** Opening DATASET EXTRACT block **

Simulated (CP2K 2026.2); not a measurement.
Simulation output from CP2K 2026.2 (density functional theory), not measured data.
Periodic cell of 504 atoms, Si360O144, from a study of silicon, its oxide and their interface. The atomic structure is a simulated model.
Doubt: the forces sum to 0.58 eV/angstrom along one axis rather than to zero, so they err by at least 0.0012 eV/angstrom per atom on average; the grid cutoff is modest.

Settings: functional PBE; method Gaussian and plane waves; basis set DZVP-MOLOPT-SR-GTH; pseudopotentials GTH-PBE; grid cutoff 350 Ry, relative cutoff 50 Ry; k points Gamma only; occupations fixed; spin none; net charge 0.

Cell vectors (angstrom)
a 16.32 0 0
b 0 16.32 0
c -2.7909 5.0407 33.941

** Closing DATASET EXTRACT block **

■ **WORK INSTRUCTION**: The material above needs to be reproduced exactly as written.

■ **YOUR RESPONSE**:
Simulated (CP2K 2026.2); not a measurement.
Simulation output from CP2K 2026.2 (density functional theory), not measured data.
Periodic cell of 504 atoms, Si360O144, from a study of silicon, its oxide and their interface. The atomic structure is a simulated model.
Doubt: the forces sum to 0.58 eV/angstrom along one axis rather than to zero, so they err by at least 0.0012 eV/angstrom per atom on average; the grid cutoff is modest.

Settings: functional PBE; method Gaussian and plane waves; basis set DZVP-MOLOPT-SR-GTH; pseudopotentials GTH-PBE; grid cutoff 350 Ry, relative cutoff 50 Ry; k points Gamma only; occupations fixed; spin none; net charge 0.

Cell vectors (angstrom)
a 16.32 0 0
b 0 16.32 0
c -2.7909 5.0407 33.941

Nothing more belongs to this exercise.